→ Action item
The expected output is every line below, reproduced exactly.

□ □ □ □ □

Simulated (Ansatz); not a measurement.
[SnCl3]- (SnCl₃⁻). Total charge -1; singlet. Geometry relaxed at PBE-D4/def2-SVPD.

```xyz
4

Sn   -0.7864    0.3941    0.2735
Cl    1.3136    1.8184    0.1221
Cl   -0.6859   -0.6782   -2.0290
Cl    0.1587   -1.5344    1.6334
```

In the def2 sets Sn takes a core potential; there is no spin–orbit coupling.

□ □ □ □ □

→ Written solution
Simulated (Ansatz); not a measurement.
[SnCl3]- (SnCl₃⁻). Total charge -1; singlet. Geometry relaxed at PBE-D4/def2-SVPD.

```xyz
4

Sn   -0.7864    0.3941    0.2735
Cl    1.3136    1.8184    0.1221
Cl   -0.6859   -0.6782   -2.0290
Cl    0.1587   -1.5344    1.6334
```

In the def2 sets Sn takes a core potential; there is no spin–orbit coupling.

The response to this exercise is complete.